.....

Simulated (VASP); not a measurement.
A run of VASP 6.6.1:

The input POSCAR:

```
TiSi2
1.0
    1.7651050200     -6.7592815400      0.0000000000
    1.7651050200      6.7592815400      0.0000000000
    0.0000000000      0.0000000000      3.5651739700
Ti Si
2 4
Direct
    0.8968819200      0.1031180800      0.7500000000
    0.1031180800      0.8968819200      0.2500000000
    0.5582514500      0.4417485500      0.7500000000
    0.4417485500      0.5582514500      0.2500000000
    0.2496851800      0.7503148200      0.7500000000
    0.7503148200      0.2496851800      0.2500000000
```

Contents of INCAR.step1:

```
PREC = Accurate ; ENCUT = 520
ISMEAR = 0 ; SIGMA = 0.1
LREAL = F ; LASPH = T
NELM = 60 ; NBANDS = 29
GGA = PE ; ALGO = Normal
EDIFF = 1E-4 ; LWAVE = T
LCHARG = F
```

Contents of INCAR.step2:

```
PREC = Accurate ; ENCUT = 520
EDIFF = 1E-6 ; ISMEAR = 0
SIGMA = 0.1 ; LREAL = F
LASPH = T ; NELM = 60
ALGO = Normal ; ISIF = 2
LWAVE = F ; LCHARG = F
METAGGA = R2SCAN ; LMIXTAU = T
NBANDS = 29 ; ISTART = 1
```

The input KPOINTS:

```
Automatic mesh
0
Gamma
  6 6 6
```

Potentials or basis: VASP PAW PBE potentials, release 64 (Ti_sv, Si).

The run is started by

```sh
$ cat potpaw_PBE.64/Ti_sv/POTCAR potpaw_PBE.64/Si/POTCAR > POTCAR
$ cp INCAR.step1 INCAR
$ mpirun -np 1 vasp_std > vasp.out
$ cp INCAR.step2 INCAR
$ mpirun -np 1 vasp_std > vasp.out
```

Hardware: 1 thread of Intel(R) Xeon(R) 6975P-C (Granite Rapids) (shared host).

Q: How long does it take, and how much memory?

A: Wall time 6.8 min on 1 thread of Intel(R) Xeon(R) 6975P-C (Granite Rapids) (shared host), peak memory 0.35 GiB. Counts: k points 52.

.....

[Requirement] Each line from the start of the listing through the line with "Q: How long" is to be restated verbatim, both ends included.

[Exercise solution]
Simulated (VASP); not a measurement.
A run of VASP 6.6.1:

The input POSCAR:

```
TiSi2
1.0
    1.7651050200     -6.7592815400      0.0000000000
    1.7651050200      6.7592815400      0.0000000000
    0.0000000000      0.0000000000      3.5651739700
Ti Si
2 4
Direct
    0.8968819200      0.1031180800      0.7500000000
    0.1031180800      0.8968819200      0.2500000000
    0.5582514500      0.4417485500      0.7500000000
    0.4417485500      0.5582514500      0.2500000000
    0.2496851800      0.7503148200      0.7500000000
    0.7503148200      0.2496851800      0.2500000000
```

Contents of INCAR.step1:

```
PREC = Accurate ; ENCUT = 520
ISMEAR = 0 ; SIGMA = 0.1
LREAL = F ; LASPH = T
NELM = 60 ; NBANDS = 29
GGA = PE ; ALGO = Normal
EDIFF = 1E-4 ; LWAVE = T
LCHARG = F
```

Contents of INCAR.step2:

```
PREC = Accurate ; ENCUT = 520
EDIFF = 1E-6 ; ISMEAR = 0
SIGMA = 0.1 ; LREAL = F
LASPH = T ; NELM = 60
ALGO = Normal ; ISIF = 2
LWAVE = F ; LCHARG = F
METAGGA = R2SCAN ; LMIXTAU = T
NBANDS = 29 ; ISTART = 1
```

The input KPOINTS:

```
Automatic mesh
0
Gamma
  6 6 6
```

Potentials or basis: VASP PAW PBE potentials, release 64 (Ti_sv, Si).

The run is started by

```sh
$ cat potpaw_PBE.64/Ti_sv/POTCAR potpaw_PBE.64/Si/POTCAR > POTCAR
$ cp INCAR.step1 INCAR
$ mpirun -np 1 vasp_std > vasp.out
$ cp INCAR.step2 INCAR
$ mpirun -np 1 vasp_std > vasp.out
```

Hardware: 1 thread of Intel(R) Xeon(R) 6975P-C (Granite Rapids) (shared host).

Q: How long does it take, and how much memory?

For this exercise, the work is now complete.